········

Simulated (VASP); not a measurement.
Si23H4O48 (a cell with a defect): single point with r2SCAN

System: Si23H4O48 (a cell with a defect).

········

▸ Work instruction:
Your response should hold the lines from the first line of the entries above through the line with "Si23H4O48 (a cell with a defect): single", each retyped exactly, and nothing else.

▸ Solution:
Simulated (VASP); not a measurement.
Si23H4O48 (a cell with a defect): single point with r2SCAN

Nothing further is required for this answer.